* [Activity]:
Below are entries. Reproduce exactly the lines between the line holding "Program: ld1.x (Quantum" and the line holding "(charge +0.5) |", inclusive, and only those.

|---|

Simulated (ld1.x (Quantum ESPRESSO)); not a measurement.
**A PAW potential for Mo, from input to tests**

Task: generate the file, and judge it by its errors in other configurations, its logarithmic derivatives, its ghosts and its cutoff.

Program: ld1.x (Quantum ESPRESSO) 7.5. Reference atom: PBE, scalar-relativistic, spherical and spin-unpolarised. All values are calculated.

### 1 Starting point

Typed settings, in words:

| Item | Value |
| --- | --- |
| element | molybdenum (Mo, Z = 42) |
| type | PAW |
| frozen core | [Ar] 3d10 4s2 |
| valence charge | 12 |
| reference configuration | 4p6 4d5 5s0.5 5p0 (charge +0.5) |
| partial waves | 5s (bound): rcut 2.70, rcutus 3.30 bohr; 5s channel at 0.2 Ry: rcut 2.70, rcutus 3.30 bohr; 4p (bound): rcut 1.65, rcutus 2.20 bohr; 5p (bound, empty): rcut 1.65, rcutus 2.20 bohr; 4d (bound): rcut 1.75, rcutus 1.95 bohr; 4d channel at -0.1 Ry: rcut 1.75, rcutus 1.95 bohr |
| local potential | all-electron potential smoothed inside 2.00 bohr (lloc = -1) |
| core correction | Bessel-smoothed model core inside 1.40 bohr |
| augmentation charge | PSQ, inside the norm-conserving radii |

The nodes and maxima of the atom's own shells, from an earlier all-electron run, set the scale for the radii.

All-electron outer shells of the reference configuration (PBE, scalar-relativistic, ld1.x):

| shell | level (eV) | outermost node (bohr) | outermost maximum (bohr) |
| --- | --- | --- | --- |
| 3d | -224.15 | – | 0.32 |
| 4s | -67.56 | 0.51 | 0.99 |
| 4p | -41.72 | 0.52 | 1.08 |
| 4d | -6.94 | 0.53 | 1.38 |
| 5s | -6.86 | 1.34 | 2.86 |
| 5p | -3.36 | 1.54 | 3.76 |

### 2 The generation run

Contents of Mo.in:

|---|

* [Result]:
Program: ld1.x (Quantum ESPRESSO) 7.5. Reference atom: PBE, scalar-relativistic, spherical and spin-unpolarised. All values are calculated.

### 1 Starting point

Typed settings, in words:

| Item | Value |
| --- | --- |
| element | molybdenum (Mo, Z = 42) |
| type | PAW |
| frozen core | [Ar] 3d10 4s2 |
| valence charge | 12 |
| reference configuration | 4p6 4d5 5s0.5 5p0 (charge +0.5) |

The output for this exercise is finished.